• [Work item]
Output the records again verbatim.

++++++++++++++++++++

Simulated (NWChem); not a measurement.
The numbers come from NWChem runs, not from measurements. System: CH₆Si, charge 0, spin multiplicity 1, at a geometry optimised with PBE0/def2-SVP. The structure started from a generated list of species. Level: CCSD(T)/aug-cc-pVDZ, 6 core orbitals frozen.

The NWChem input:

++++++++++++++++++++

• [Your solution]
Simulated (NWChem); not a measurement.
The numbers come from NWChem runs, not from measurements. System: CH₆Si, charge 0, spin multiplicity 1, at a geometry optimised with PBE0/def2-SVP. The structure started from a generated list of species. Level: CCSD(T)/aug-cc-pVDZ, 6 core orbitals frozen.

The NWChem input:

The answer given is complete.